_Provided records_
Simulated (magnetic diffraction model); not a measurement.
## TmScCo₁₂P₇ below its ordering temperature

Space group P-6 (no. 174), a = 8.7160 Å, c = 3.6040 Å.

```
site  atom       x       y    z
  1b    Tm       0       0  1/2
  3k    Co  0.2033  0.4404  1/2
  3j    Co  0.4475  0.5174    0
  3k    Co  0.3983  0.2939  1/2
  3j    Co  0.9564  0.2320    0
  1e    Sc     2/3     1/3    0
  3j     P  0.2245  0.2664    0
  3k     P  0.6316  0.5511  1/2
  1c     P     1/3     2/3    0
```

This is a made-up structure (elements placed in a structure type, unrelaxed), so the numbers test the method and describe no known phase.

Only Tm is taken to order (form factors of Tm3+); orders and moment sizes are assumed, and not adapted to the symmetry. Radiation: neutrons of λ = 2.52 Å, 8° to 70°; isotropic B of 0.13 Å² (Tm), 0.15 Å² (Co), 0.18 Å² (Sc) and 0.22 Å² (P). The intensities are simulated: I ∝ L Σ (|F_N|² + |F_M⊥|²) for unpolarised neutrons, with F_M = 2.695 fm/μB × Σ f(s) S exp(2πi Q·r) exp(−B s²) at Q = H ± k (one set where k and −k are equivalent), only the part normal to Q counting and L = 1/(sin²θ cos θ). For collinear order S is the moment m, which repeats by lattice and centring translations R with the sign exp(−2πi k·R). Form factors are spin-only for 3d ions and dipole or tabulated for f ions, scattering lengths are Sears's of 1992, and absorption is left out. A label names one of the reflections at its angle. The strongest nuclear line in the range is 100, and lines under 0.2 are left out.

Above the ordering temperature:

_Brief_
Copy the records above exactly, leaving nothing out.

_Response area_
Simulated (magnetic diffraction model); not a measurement.
## TmScCo₁₂P₇ below its ordering temperature

Space group P-6 (no. 174), a = 8.7160 Å, c = 3.6040 Å.

```
site  atom       x       y    z
  1b    Tm       0       0  1/2
  3k    Co  0.2033  0.4404  1/2
  3j    Co  0.4475  0.5174    0
  3k    Co  0.3983  0.2939  1/2
  3j    Co  0.9564  0.2320    0
  1e    Sc     2/3     1/3    0
  3j     P  0.2245  0.2664    0
  3k     P  0.6316  0.5511  1/2
  1c     P     1/3     2/3    0
```

This is a made-up structure (elements placed in a structure type, unrelaxed), so the numbers test the method and describe no known phase.

Only Tm is taken to order (form factors of Tm3+); orders and moment sizes are assumed, and not adapted to the symmetry. Radiation: neutrons of λ = 2.52 Å, 8° to 70°; isotropic B of 0.13 Å² (Tm), 0.15 Å² (Co), 0.18 Å² (Sc) and 0.22 Å² (P). The intensities are simulated: I ∝ L Σ (|F_N|² + |F_M⊥|²) for unpolarised neutrons, with F_M = 2.695 fm/μB × Σ f(s) S exp(2πi Q·r) exp(−B s²) at Q = H ± k (one set where k and −k are equivalent), only the part normal to Q counting and L = 1/(sin²θ cos θ). For collinear order S is the moment m, which repeats by lattice and centring translations R with the sign exp(−2πi k·R). Form factors are spin-only for 3d ions and dipole or tabulated for f ions, scattering lengths are Sears's of 1992, and absorption is left out. A label names one of the reflections at its angle. The strongest nuclear line in the range is 100, and lines under 0.2 are left out.

Above the ordering temperature:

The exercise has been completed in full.